* [Action item] Write out all of the records, keeping each one exactly as written.

───── Source material ─────

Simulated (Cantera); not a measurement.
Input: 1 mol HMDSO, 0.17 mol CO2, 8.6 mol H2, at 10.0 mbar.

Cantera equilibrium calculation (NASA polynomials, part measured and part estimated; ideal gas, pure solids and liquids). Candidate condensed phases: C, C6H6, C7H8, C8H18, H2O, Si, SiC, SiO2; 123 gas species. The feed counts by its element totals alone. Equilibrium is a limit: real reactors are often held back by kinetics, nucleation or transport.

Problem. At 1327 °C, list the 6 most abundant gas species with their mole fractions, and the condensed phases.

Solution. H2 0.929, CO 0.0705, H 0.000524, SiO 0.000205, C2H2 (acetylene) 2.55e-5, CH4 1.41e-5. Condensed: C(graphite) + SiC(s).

─────

* [Written solution]
Simulated (Cantera); not a measurement.
Input: 1 mol HMDSO, 0.17 mol CO2, 8.6 mol H2, at 10.0 mbar.

Cantera equilibrium calculation (NASA polynomials, part measured and part estimated; ideal gas, pure solids and liquids). Candidate condensed phases: C, C6H6, C7H8, C8H18, H2O, Si, SiC, SiO2; 123 gas species. The feed counts by its element totals alone. Equilibrium is a limit: real reactors are often held back by kinetics, nucleation or transport.

Problem. At 1327 °C, list the 6 most abundant gas species with their mole fractions, and the condensed phases.

Solution. H2 0.929, CO 0.0705, H 0.000524, SiO 0.000205, C2H2 (acetylene) 2.55e-5, CH4 1.41e-5. Condensed: C(graphite) + SiC(s).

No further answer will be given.